Task item: Make an exact copy of all the records.

=====

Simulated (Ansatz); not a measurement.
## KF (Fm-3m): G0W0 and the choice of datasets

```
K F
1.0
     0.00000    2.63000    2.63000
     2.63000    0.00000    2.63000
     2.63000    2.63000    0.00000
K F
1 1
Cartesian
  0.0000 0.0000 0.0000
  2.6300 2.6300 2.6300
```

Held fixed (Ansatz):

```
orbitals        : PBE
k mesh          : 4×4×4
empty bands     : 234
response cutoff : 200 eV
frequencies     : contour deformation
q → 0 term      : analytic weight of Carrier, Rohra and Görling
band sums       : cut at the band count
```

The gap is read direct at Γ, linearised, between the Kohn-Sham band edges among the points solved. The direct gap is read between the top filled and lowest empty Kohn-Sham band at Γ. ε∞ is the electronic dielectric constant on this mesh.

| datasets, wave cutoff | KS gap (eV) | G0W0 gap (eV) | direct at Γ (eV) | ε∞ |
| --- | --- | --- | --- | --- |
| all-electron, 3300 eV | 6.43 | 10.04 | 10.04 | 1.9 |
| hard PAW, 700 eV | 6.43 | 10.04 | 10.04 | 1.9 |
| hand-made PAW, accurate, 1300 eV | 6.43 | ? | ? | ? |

=====

Expected answer:
Simulated (Ansatz); not a measurement.
## KF (Fm-3m): G0W0 and the choice of datasets

```
K F
1.0
     0.00000    2.63000    2.63000
     2.63000    0.00000    2.63000
     2.63000    2.63000    0.00000
K F
1 1
Cartesian
  0.0000 0.0000 0.0000
  2.6300 2.6300 2.6300
```

Held fixed (Ansatz):

```
orbitals        : PBE
k mesh          : 4×4×4
empty bands     : 234
response cutoff : 200 eV
frequencies     : contour deformation
q → 0 term      : analytic weight of Carrier, Rohra and Görling
band sums       : cut at the band count
```

The gap is read direct at Γ, linearised, between the Kohn-Sham band edges among the points solved. The direct gap is read between the top filled and lowest empty Kohn-Sham band at Γ. ε∞ is the electronic dielectric constant on this mesh.

| datasets, wave cutoff | KS gap (eV) | G0W0 gap (eV) | direct at Γ (eV) | ε∞ |
| --- | --- | --- | --- | --- |
| all-electron, 3300 eV | 6.43 | 10.04 | 10.04 | 1.9 |
| hard PAW, 700 eV | 6.43 | 10.04 | 10.04 | 1.9 |
| hand-made PAW, accurate, 1300 eV | 6.43 | ? | ? | ? |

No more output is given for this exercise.